---+---

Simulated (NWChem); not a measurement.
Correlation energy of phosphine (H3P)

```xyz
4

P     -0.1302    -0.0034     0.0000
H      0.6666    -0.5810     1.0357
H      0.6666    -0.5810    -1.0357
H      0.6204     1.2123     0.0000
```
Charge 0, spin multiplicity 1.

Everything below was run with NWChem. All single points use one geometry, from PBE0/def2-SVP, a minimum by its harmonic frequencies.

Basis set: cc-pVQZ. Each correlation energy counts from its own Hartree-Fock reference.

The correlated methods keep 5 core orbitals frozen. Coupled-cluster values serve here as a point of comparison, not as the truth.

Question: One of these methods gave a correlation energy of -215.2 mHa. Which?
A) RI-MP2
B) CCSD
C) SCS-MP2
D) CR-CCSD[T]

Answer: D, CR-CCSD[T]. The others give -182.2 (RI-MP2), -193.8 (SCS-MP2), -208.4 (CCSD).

---+---

EXERCISE | Please reproduce all of the records exactly as they stand.

RESPONSE BOX |
Simulated (NWChem); not a measurement.
Correlation energy of phosphine (H3P)

```xyz
4

P     -0.1302    -0.0034     0.0000
H      0.6666    -0.5810     1.0357
H      0.6666    -0.5810    -1.0357
H      0.6204     1.2123     0.0000
```
Charge 0, spin multiplicity 1.

Everything below was run with NWChem. All single points use one geometry, from PBE0/def2-SVP, a minimum by its harmonic frequencies.

Basis set: cc-pVQZ. Each correlation energy counts from its own Hartree-Fock reference.

The correlated methods keep 5 core orbitals frozen. Coupled-cluster values serve here as a point of comparison, not as the truth.

Question: One of these methods gave a correlation energy of -215.2 mHa. Which?
A) RI-MP2
B) CCSD
C) SCS-MP2
D) CR-CCSD[T]

Answer: D, CR-CCSD[T]. The others give -182.2 (RI-MP2), -193.8 (SCS-MP2), -208.4 (CCSD).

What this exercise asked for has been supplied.